WORK INSTRUCTION: Transcribe the records word for word, beginning with the first line and ending with the line that contains "how much memory?"; include nothing else.

DATA LISTING:
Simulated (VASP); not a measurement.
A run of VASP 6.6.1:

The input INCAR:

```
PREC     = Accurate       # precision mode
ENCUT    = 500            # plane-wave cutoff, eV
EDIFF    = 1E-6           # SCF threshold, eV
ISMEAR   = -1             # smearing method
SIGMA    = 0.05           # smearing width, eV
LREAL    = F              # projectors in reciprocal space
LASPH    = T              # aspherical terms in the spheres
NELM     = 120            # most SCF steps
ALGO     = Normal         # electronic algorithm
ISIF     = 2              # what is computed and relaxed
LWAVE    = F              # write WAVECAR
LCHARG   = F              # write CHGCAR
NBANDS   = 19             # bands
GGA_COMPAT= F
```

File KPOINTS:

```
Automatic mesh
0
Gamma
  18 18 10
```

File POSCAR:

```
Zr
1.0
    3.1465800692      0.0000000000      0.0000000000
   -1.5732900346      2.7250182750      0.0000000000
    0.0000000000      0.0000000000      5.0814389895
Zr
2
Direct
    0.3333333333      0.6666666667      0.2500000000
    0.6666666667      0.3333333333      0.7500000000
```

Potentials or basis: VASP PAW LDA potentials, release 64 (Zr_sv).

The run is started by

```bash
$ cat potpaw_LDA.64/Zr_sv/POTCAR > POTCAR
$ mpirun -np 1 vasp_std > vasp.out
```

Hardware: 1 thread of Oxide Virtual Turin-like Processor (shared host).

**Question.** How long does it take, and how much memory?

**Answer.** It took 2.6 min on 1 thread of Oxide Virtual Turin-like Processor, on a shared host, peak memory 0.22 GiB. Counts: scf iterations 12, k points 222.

TASK RESULT:
Simulated (VASP); not a measurement.
A run of VASP 6.6.1:

The input INCAR:

```
PREC     = Accurate       # precision mode
ENCUT    = 500            # plane-wave cutoff, eV
EDIFF    = 1E-6           # SCF threshold, eV
ISMEAR   = -1             # smearing method
SIGMA    = 0.05           # smearing width, eV
LREAL    = F              # projectors in reciprocal space
LASPH    = T              # aspherical terms in the spheres
NELM     = 120            # most SCF steps
ALGO     = Normal         # electronic algorithm
ISIF     = 2              # what is computed and relaxed
LWAVE    = F              # write WAVECAR
LCHARG   = F              # write CHGCAR
NBANDS   = 19             # bands
GGA_COMPAT= F
```

File KPOINTS:

```
Automatic mesh
0
Gamma
  18 18 10
```

File POSCAR:

```
Zr
1.0
    3.1465800692      0.0000000000      0.0000000000
   -1.5732900346      2.7250182750      0.0000000000
    0.0000000000      0.0000000000      5.0814389895
Zr
2
Direct
    0.3333333333      0.6666666667      0.2500000000
    0.6666666667      0.3333333333      0.7500000000
```

Potentials or basis: VASP PAW LDA potentials, release 64 (Zr_sv).

The run is started by

```bash
$ cat potpaw_LDA.64/Zr_sv/POTCAR > POTCAR
$ mpirun -np 1 vasp_std > vasp.out
```

Hardware: 1 thread of Oxide Virtual Turin-like Processor (shared host).

**Question.** How long does it take, and how much memory?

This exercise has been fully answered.